• [WORK ORDER]
After locating the line with "By hand: the" in the data that follows, return it and every later line exactly, up to and including the line with "How does the".

• [SUPPLIED MATERIAL]
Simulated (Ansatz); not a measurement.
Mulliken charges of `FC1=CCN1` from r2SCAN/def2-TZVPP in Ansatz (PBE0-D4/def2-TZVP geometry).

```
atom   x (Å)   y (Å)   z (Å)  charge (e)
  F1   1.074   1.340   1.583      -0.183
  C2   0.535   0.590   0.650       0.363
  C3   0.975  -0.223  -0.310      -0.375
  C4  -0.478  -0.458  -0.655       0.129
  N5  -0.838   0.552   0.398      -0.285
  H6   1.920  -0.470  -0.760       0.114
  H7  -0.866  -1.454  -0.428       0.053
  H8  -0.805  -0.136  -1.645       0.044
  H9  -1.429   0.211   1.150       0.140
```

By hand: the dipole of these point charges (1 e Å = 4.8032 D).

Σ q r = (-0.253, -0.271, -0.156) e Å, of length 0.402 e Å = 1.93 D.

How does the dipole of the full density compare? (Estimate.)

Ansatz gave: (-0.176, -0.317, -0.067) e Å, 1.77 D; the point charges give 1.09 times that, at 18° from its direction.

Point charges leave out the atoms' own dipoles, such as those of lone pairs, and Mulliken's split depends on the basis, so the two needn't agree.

• [WRITTEN RESPONSE]
By hand: the dipole of these point charges (1 e Å = 4.8032 D).

Σ q r = (-0.253, -0.271, -0.156) e Å, of length 0.402 e Å = 1.93 D.

How does the dipole of the full density compare? (Estimate.)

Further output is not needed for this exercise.